# Assigned task
Write the entries out again. Every character must match.

Start of Data supplied

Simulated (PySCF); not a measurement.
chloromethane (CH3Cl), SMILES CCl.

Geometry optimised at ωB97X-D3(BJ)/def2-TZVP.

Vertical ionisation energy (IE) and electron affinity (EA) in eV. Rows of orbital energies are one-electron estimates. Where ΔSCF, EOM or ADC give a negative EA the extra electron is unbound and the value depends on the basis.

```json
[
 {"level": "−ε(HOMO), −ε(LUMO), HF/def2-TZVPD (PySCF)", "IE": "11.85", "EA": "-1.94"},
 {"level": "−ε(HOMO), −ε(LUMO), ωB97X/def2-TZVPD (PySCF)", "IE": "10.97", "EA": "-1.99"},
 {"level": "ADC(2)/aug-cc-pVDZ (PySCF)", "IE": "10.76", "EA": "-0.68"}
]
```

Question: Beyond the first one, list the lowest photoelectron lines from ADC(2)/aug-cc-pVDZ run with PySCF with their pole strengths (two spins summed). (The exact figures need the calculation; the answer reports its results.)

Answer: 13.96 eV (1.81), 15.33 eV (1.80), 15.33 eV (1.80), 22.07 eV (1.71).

End of Data supplied

# Response
Simulated (PySCF); not a measurement.
chloromethane (CH3Cl), SMILES CCl.

Geometry optimised at ωB97X-D3(BJ)/def2-TZVP.

Vertical ionisation energy (IE) and electron affinity (EA) in eV. Rows of orbital energies are one-electron estimates. Where ΔSCF, EOM or ADC give a negative EA the extra electron is unbound and the value depends on the basis.

```json
[
 {"level": "−ε(HOMO), −ε(LUMO), HF/def2-TZVPD (PySCF)", "IE": "11.85", "EA": "-1.94"},
 {"level": "−ε(HOMO), −ε(LUMO), ωB97X/def2-TZVPD (PySCF)", "IE": "10.97", "EA": "-1.99"},
 {"level": "ADC(2)/aug-cc-pVDZ (PySCF)", "IE": "10.76", "EA": "-0.68"}
]
```

Question: Beyond the first one, list the lowest photoelectron lines from ADC(2)/aug-cc-pVDZ run with PySCF with their pole strengths (two spins summed). (The exact figures need the calculation; the answer reports its results.)

Answer: 13.96 eV (1.81), 15.33 eV (1.80), 15.33 eV (1.80), 22.07 eV (1.71).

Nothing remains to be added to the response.